▶ **ACTION ITEM**: Below are the records; output them exactly from the first line through the line with "The variant: Uniaxial", stopping there.

▶ **INPUT DATA**:
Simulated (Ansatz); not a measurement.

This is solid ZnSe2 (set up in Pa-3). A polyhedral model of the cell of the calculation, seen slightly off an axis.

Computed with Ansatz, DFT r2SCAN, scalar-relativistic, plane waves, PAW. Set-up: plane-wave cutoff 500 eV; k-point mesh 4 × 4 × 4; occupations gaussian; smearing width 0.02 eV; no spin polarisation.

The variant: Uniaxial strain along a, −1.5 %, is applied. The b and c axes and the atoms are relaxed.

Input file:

▶ **ANSWER SECTION**:
Simulated (Ansatz); not a measurement.

This is solid ZnSe2 (set up in Pa-3). A polyhedral model of the cell of the calculation, seen slightly off an axis.

Computed with Ansatz, DFT r2SCAN, scalar-relativistic, plane waves, PAW. Set-up: plane-wave cutoff 500 eV; k-point mesh 4 × 4 × 4; occupations gaussian; smearing width 0.02 eV; no spin polarisation.

The variant: Uniaxial strain along a, −1.5 %, is applied. The b and c axes and the atoms are relaxed.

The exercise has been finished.